+++ Stored data
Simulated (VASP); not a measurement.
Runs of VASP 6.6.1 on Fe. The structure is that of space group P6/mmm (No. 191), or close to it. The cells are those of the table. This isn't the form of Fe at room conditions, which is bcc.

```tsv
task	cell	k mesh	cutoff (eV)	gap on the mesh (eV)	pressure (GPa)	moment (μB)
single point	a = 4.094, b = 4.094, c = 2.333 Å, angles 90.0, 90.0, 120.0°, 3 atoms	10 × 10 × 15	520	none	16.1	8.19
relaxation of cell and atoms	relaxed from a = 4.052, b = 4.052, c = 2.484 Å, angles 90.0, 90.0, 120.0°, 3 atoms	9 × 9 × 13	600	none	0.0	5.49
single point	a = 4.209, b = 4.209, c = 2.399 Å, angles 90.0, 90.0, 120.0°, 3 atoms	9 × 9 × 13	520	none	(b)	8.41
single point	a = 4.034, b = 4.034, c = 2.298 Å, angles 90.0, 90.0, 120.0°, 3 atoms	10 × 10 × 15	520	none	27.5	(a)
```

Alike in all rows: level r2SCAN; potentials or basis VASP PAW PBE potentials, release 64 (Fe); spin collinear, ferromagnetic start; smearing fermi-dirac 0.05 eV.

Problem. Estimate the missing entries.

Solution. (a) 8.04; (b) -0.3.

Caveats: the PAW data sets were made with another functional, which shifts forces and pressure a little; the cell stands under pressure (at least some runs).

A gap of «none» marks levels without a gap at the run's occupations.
++++++

▶ _Required action_
Print, exactly as written, the first line of the records above and each line after it until the line with "Caveats: the PAW", which is printed too.

▶ _Written answer_
Simulated (VASP); not a measurement.
Runs of VASP 6.6.1 on Fe. The structure is that of space group P6/mmm (No. 191), or close to it. The cells are those of the table. This isn't the form of Fe at room conditions, which is bcc.

```tsv
task	cell	k mesh	cutoff (eV)	gap on the mesh (eV)	pressure (GPa)	moment (μB)
single point	a = 4.094, b = 4.094, c = 2.333 Å, angles 90.0, 90.0, 120.0°, 3 atoms	10 × 10 × 15	520	none	16.1	8.19
relaxation of cell and atoms	relaxed from a = 4.052, b = 4.052, c = 2.484 Å, angles 90.0, 90.0, 120.0°, 3 atoms	9 × 9 × 13	600	none	0.0	5.49
single point	a = 4.209, b = 4.209, c = 2.399 Å, angles 90.0, 90.0, 120.0°, 3 atoms	9 × 9 × 13	520	none	(b)	8.41
single point	a = 4.034, b = 4.034, c = 2.298 Å, angles 90.0, 90.0, 120.0°, 3 atoms	10 × 10 × 15	520	none	27.5	(a)
```

Alike in all rows: level r2SCAN; potentials or basis VASP PAW PBE potentials, release 64 (Fe); spin collinear, ferromagnetic start; smearing fermi-dirac 0.05 eV.

Problem. Estimate the missing entries.

Solution. (a) 8.04; (b) -0.3.

Caveats: the PAW data sets were made with another functional, which shifts forces and pressure a little; the cell stands under pressure (at least some runs).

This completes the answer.